• Action item
Repeat the listing below word for word, stopping after the line that contains "# Strain and the gap of BaTe (zincblende)".

• Provided information
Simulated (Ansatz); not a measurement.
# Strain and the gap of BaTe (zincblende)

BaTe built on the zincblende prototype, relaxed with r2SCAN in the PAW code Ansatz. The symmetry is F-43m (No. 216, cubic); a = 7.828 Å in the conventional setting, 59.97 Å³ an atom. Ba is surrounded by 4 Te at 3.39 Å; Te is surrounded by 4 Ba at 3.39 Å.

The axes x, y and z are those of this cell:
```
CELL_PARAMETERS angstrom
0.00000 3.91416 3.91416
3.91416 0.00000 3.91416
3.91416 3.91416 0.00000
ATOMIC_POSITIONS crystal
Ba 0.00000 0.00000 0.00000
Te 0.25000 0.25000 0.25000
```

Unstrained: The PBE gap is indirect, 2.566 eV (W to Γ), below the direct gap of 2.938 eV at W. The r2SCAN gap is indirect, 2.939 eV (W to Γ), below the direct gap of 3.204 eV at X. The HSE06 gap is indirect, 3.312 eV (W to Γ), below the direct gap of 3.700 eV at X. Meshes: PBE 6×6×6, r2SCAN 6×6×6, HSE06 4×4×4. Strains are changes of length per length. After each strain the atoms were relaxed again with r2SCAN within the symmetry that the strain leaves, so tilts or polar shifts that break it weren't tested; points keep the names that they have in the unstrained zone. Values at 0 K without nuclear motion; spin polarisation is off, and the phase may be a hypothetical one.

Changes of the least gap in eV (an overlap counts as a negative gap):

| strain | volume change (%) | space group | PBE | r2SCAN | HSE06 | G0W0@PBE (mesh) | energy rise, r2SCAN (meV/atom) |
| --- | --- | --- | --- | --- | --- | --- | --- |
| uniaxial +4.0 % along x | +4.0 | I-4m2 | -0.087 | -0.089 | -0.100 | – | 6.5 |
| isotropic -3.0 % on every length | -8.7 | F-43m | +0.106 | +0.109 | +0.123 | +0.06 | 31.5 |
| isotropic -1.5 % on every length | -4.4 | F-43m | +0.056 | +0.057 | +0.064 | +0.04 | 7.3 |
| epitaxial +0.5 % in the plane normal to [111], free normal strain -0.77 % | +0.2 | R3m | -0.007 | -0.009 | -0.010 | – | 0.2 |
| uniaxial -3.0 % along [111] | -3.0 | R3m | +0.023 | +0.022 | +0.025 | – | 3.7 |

• Response
Simulated (Ansatz); not a measurement.
# Strain and the gap of BaTe (zincblende)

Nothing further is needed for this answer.